*** Opening Data ***

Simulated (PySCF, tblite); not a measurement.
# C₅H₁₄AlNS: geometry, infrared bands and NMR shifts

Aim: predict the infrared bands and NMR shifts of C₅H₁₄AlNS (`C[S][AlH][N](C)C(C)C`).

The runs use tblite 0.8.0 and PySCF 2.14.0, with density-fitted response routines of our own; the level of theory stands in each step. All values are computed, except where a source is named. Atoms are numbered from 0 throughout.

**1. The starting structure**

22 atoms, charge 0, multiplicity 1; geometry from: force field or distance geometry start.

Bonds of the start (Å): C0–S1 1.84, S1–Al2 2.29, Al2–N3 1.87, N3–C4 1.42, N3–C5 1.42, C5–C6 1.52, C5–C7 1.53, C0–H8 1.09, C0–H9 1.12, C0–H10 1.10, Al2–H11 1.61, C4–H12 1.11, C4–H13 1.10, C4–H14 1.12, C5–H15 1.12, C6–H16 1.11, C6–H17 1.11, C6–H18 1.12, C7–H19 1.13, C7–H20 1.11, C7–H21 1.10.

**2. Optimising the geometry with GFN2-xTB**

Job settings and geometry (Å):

*** Closing Data ***

# Action item:
All of the material must be written out again exactly.

# Result:
Simulated (PySCF, tblite); not a measurement.
# C₅H₁₄AlNS: geometry, infrared bands and NMR shifts

Aim: predict the infrared bands and NMR shifts of C₅H₁₄AlNS (`C[S][AlH][N](C)C(C)C`).

The runs use tblite 0.8.0 and PySCF 2.14.0, with density-fitted response routines of our own; the level of theory stands in each step. All values are computed, except where a source is named. Atoms are numbered from 0 throughout.

**1. The starting structure**

22 atoms, charge 0, multiplicity 1; geometry from: force field or distance geometry start.

Bonds of the start (Å): C0–S1 1.84, S1–Al2 2.29, Al2–N3 1.87, N3–C4 1.42, N3–C5 1.42, C5–C6 1.52, C5–C7 1.53, C0–H8 1.09, C0–H9 1.12, C0–H10 1.10, Al2–H11 1.61, C4–H12 1.11, C4–H13 1.10, C4–H14 1.12, C5–H15 1.12, C6–H16 1.11, C6–H17 1.11, C6–H18 1.12, C7–H19 1.13, C7–H20 1.11, C7–H21 1.10.

**2. Optimising the geometry with GFN2-xTB**

Job settings and geometry (Å):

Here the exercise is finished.